═════ Recorded data ═════
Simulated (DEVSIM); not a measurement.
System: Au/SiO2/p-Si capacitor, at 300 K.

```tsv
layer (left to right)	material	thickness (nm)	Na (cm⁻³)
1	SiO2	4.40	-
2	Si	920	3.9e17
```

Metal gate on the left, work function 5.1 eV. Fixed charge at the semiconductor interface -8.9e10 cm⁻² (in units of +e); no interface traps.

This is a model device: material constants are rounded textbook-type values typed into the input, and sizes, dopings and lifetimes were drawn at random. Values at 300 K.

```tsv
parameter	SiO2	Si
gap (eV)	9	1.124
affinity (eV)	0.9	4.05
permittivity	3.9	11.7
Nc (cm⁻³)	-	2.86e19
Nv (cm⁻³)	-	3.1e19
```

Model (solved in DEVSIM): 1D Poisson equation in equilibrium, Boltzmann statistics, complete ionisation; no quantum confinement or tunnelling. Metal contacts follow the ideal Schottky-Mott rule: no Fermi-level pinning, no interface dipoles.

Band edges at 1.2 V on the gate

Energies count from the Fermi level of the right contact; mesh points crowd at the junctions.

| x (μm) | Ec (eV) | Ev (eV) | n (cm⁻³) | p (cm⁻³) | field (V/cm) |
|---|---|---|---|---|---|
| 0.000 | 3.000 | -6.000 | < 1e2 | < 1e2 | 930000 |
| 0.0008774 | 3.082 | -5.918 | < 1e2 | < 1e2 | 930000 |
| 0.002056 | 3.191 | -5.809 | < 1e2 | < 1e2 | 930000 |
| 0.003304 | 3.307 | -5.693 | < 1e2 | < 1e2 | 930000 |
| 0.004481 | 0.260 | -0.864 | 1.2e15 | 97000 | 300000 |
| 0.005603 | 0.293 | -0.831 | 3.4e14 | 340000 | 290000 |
═════

Work order - Copy out only the lines above from the one with "field (V/cm) |" to the one with "97000 | 300000 |", inclusive, exactly as they stand.

Response box -
| x (μm) | Ec (eV) | Ev (eV) | n (cm⁻³) | p (cm⁻³) | field (V/cm) |
|---|---|---|---|---|---|
| 0.000 | 3.000 | -6.000 | < 1e2 | < 1e2 | 930000 |
| 0.0008774 | 3.082 | -5.918 | < 1e2 | < 1e2 | 930000 |
| 0.002056 | 3.191 | -5.809 | < 1e2 | < 1e2 | 930000 |
| 0.003304 | 3.307 | -5.693 | < 1e2 | < 1e2 | 930000 |
| 0.004481 | 0.260 | -0.864 | 1.2e15 | 97000 | 300000 |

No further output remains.